**Work task**.
Everything from the first line of the records below through the line containing "Problem. Give the" is to be retyped exactly; leave out the rest.

**Exercise data**.
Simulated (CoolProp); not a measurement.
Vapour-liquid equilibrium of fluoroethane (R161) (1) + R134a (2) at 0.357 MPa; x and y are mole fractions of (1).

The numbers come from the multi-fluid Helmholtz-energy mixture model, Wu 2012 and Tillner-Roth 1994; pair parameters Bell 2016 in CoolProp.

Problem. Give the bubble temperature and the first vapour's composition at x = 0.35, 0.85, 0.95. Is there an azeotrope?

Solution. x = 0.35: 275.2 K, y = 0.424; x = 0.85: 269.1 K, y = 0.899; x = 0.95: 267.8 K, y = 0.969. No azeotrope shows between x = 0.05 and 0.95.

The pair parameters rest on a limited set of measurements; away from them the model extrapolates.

**Task result**.
Simulated (CoolProp); not a measurement.
Vapour-liquid equilibrium of fluoroethane (R161) (1) + R134a (2) at 0.357 MPa; x and y are mole fractions of (1).

The numbers come from the multi-fluid Helmholtz-energy mixture model, Wu 2012 and Tillner-Roth 1994; pair parameters Bell 2016 in CoolProp.

Problem. Give the bubble temperature and the first vapour's composition at x = 0.35, 0.85, 0.95. Is there an azeotrope?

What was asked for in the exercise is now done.